ASSIGNED TASK:
Nothing but the records beneath, reproduced exactly, should appear in the answer.

=== Section Start ===
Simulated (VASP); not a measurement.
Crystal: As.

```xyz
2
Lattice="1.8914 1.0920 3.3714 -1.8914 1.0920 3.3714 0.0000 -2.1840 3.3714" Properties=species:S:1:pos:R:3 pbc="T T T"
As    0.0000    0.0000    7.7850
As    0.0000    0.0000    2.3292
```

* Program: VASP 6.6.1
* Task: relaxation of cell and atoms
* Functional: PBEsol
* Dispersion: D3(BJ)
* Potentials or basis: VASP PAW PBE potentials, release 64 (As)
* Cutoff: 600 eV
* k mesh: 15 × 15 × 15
=== Section End ===

EXPECTED ANSWER:
Simulated (VASP); not a measurement.
Crystal: As.

```xyz
2
Lattice="1.8914 1.0920 3.3714 -1.8914 1.0920 3.3714 0.0000 -2.1840 3.3714" Properties=species:S:1:pos:R:3 pbc="T T T"
As    0.0000    0.0000    7.7850
As    0.0000    0.0000    2.3292
```

* Program: VASP 6.6.1
* Task: relaxation of cell and atoms
* Functional: PBEsol
* Dispersion: D3(BJ)
* Potentials or basis: VASP PAW PBE potentials, release 64 (As)
* Cutoff: 600 eV
* k mesh: 15 × 15 × 15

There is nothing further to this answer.